▶ [REQUIREMENT]: Using the data below, output the first line and every line after it up to and including the line containing "No spin–orbit coupling, which", exactly as written and with nothing added.

▶ [MATERIAL SHOWN]:
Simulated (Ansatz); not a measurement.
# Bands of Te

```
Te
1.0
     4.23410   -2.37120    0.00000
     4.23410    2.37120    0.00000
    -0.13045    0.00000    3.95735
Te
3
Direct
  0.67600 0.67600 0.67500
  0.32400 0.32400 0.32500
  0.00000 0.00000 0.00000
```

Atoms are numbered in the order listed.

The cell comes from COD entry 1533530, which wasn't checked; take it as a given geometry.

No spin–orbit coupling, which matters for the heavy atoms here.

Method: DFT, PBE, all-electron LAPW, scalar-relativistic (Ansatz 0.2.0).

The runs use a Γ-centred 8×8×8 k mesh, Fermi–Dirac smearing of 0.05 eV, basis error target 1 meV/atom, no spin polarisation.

▶ [ANSWER SECTION]:
Simulated (Ansatz); not a measurement.
# Bands of Te

```
Te
1.0
     4.23410   -2.37120    0.00000
     4.23410    2.37120    0.00000
    -0.13045    0.00000    3.95735
Te
3
Direct
  0.67600 0.67600 0.67500
  0.32400 0.32400 0.32500
  0.00000 0.00000 0.00000
```

Atoms are numbered in the order listed.

The cell comes from COD entry 1533530, which wasn't checked; take it as a given geometry.

No spin–orbit coupling, which matters for the heavy atoms here.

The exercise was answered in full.